• Data
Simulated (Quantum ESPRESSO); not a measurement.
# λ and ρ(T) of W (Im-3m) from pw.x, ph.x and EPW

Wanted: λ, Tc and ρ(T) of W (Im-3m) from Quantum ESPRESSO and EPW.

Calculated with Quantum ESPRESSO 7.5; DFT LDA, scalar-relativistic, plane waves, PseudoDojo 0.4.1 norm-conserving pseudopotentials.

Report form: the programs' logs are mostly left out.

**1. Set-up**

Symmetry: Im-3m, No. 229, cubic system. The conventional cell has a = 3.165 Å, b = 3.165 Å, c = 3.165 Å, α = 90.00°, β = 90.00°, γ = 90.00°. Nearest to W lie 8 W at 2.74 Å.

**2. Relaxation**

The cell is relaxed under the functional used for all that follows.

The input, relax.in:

• Assigned task
Exactly as written, return every line of the material.

• Answer box
Simulated (Quantum ESPRESSO); not a measurement.
# λ and ρ(T) of W (Im-3m) from pw.x, ph.x and EPW

Wanted: λ, Tc and ρ(T) of W (Im-3m) from Quantum ESPRESSO and EPW.

Calculated with Quantum ESPRESSO 7.5; DFT LDA, scalar-relativistic, plane waves, PseudoDojo 0.4.1 norm-conserving pseudopotentials.

Report form: the programs' logs are mostly left out.

**1. Set-up**

Symmetry: Im-3m, No. 229, cubic system. The conventional cell has a = 3.165 Å, b = 3.165 Å, c = 3.165 Å, α = 90.00°, β = 90.00°, γ = 90.00°. Nearest to W lie 8 W at 2.74 Å.

**2. Relaxation**

The cell is relaxed under the functional used for all that follows.

The input, relax.in:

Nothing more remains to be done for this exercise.